─── Stored data
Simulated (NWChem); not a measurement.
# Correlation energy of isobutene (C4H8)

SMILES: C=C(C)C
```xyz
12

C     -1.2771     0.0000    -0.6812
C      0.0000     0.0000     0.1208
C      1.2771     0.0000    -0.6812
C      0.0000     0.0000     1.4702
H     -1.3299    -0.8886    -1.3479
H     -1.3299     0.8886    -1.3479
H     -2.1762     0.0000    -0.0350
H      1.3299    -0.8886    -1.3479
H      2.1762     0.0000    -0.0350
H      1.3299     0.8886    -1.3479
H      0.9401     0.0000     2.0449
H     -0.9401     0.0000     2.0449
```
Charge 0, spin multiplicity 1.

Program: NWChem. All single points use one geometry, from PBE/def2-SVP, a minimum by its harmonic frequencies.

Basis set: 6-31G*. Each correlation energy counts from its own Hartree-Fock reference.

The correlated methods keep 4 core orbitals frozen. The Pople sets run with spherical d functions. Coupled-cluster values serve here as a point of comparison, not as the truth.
──────

§ **Assignment**: Above are the entries. Output exactly the lines beginning with the line that has "SMILES: C=C(C)C" and ending with the line that has "Basis set: 6-31G*.".

§ **Exercise result**:
SMILES: C=C(C)C
```xyz
12

C     -1.2771     0.0000    -0.6812
C      0.0000     0.0000     0.1208
C      1.2771     0.0000    -0.6812
C      0.0000     0.0000     1.4702
H     -1.3299    -0.8886    -1.3479
H     -1.3299     0.8886    -1.3479
H     -2.1762     0.0000    -0.0350
H      1.3299    -0.8886    -1.3479
H      2.1762     0.0000    -0.0350
H      1.3299     0.8886    -1.3479
H      0.9401     0.0000     2.0449
H     -0.9401     0.0000     2.0449
```
Charge 0, spin multiplicity 1.

Program: NWChem. All single points use one geometry, from PBE/def2-SVP, a minimum by its harmonic frequencies.

Basis set: 6-31G*. Each correlation energy counts from its own Hartree-Fock reference.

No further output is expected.